§ **DATA SECTION**
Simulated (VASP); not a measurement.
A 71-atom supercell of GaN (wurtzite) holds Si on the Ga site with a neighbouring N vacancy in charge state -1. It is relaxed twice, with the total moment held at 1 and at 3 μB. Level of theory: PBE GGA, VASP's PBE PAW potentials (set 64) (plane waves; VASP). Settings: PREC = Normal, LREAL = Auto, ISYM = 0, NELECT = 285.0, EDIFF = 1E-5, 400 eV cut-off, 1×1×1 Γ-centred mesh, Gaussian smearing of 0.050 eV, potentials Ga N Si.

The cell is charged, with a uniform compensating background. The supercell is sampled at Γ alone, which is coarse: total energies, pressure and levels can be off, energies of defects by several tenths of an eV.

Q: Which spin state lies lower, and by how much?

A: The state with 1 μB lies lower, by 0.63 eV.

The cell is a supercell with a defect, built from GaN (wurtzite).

§ **TASK ITEM**
Please print the records above exactly from their first line. End with the line containing "A: The state", and include it.

§ **RESULT**
Simulated (VASP); not a measurement.
A 71-atom supercell of GaN (wurtzite) holds Si on the Ga site with a neighbouring N vacancy in charge state -1. It is relaxed twice, with the total moment held at 1 and at 3 μB. Level of theory: PBE GGA, VASP's PBE PAW potentials (set 64) (plane waves; VASP). Settings: PREC = Normal, LREAL = Auto, ISYM = 0, NELECT = 285.0, EDIFF = 1E-5, 400 eV cut-off, 1×1×1 Γ-centred mesh, Gaussian smearing of 0.050 eV, potentials Ga N Si.

The cell is charged, with a uniform compensating background. The supercell is sampled at Γ alone, which is coarse: total energies, pressure and levels can be off, energies of defects by several tenths of an eV.

Q: Which spin state lies lower, and by how much?

A: The state with 1 μB lies lower, by 0.63 eV.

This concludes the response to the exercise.